*Dataset excerpts*:
# # # # #

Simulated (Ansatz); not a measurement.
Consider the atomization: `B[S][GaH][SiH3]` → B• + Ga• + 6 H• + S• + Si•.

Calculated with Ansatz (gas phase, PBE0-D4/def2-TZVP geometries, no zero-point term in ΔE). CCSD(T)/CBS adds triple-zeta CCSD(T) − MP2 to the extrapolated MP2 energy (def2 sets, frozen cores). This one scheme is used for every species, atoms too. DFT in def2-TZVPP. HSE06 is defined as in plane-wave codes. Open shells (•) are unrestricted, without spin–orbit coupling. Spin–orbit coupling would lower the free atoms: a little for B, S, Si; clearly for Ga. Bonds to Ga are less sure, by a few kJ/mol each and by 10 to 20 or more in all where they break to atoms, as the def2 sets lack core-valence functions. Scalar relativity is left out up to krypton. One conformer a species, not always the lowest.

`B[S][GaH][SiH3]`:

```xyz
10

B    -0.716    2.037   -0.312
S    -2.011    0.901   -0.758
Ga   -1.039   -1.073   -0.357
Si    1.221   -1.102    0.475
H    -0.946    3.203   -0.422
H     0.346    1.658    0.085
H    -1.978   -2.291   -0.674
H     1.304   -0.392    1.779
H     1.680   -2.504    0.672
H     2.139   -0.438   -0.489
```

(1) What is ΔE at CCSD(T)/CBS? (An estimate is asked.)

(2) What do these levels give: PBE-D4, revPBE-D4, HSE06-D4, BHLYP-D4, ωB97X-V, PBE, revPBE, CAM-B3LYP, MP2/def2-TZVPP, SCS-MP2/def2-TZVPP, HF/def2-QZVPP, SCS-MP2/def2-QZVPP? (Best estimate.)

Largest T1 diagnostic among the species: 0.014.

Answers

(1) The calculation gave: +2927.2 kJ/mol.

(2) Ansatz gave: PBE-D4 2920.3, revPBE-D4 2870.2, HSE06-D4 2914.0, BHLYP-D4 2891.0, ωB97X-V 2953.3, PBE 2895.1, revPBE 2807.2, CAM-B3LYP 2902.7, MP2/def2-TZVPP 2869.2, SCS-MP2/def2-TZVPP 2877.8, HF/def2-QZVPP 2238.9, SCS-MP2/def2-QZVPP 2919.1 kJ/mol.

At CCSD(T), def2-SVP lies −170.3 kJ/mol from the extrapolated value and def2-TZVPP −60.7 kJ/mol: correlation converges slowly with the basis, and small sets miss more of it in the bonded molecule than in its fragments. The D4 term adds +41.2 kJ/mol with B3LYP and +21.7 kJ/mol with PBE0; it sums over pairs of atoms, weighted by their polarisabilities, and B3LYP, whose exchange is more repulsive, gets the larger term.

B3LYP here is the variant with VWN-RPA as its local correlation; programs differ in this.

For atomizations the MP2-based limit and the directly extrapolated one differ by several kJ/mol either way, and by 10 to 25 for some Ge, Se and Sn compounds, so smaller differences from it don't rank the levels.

# # # # #

*Required action*: Each line from the top of the material above through the line with "6 H• + S• + Si•." must be echoed exactly, and no other line.

*Written response*:
Simulated (Ansatz); not a measurement.
Consider the atomization: `B[S][GaH][SiH3]` → B• + Ga• + 6 H• + S• + Si•.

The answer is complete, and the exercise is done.